▶ _WORK REQUEST_
Lines from the top of the entries down to the line with "Potentials or basis: VASP" must be set down exactly as they stand, with both ends retained.

▶ _GIVEN RECORDS_
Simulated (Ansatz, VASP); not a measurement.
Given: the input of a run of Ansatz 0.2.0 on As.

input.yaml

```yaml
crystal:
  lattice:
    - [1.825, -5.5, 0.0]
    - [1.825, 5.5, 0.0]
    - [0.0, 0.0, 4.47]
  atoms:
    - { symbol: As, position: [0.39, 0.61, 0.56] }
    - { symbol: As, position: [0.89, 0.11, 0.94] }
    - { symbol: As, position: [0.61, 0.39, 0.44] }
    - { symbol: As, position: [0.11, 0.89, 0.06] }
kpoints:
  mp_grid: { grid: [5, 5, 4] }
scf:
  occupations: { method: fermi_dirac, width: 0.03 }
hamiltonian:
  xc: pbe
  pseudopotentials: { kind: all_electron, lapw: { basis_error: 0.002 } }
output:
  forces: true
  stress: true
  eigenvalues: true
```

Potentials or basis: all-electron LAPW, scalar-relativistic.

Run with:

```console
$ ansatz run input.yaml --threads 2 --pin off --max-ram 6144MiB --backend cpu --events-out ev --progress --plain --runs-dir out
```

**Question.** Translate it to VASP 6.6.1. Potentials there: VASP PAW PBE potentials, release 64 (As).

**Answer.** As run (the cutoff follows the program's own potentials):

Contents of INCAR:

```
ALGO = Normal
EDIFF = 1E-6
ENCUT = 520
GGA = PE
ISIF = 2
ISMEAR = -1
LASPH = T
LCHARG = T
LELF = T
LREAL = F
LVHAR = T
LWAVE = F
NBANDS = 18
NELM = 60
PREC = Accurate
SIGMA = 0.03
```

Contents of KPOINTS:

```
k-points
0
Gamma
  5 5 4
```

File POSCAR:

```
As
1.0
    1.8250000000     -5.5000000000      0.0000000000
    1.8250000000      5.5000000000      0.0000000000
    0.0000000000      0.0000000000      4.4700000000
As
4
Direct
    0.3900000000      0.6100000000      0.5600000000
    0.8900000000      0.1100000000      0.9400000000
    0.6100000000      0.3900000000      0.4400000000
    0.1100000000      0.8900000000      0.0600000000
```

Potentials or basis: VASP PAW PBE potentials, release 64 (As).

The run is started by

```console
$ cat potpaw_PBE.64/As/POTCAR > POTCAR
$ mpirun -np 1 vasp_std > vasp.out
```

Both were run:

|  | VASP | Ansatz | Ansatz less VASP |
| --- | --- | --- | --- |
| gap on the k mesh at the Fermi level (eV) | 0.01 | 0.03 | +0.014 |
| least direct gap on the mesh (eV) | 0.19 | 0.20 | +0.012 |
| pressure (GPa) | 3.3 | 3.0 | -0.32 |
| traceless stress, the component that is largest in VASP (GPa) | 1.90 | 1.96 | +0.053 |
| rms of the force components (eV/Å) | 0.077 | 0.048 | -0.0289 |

▶ _EXERCISE ANSWER_
Simulated (Ansatz, VASP); not a measurement.
Given: the input of a run of Ansatz 0.2.0 on As.

input.yaml

```yaml
crystal:
  lattice:
    - [1.825, -5.5, 0.0]
    - [1.825, 5.5, 0.0]
    - [0.0, 0.0, 4.47]
  atoms:
    - { symbol: As, position: [0.39, 0.61, 0.56] }
    - { symbol: As, position: [0.89, 0.11, 0.94] }
    - { symbol: As, position: [0.61, 0.39, 0.44] }
    - { symbol: As, position: [0.11, 0.89, 0.06] }
kpoints:
  mp_grid: { grid: [5, 5, 4] }
scf:
  occupations: { method: fermi_dirac, width: 0.03 }
hamiltonian:
  xc: pbe
  pseudopotentials: { kind: all_electron, lapw: { basis_error: 0.002 } }
output:
  forces: true
  stress: true
  eigenvalues: true
```

Potentials or basis: all-electron LAPW, scalar-relativistic.

Run with:

```console
$ ansatz run input.yaml --threads 2 --pin off --max-ram 6144MiB --backend cpu --events-out ev --progress --plain --runs-dir out
```

**Question.** Translate it to VASP 6.6.1. Potentials there: VASP PAW PBE potentials, release 64 (As).

**Answer.** As run (the cutoff follows the program's own potentials):

Contents of INCAR:

```
ALGO = Normal
EDIFF = 1E-6
ENCUT = 520
GGA = PE
ISIF = 2
ISMEAR = -1
LASPH = T
LCHARG = T
LELF = T
LREAL = F
LVHAR = T
LWAVE = F
NBANDS = 18
NELM = 60
PREC = Accurate
SIGMA = 0.03
```

Contents of KPOINTS:

```
k-points
0
Gamma
  5 5 4
```

File POSCAR:

```
As
1.0
    1.8250000000     -5.5000000000      0.0000000000
    1.8250000000      5.5000000000      0.0000000000
    0.0000000000      0.0000000000      4.4700000000
As
4
Direct
    0.3900000000      0.6100000000      0.5600000000
    0.8900000000      0.1100000000      0.9400000000
    0.6100000000      0.3900000000      0.4400000000
    0.1100000000      0.8900000000      0.0600000000
```

Potentials or basis: VASP PAW PBE potentials, release 64 (As).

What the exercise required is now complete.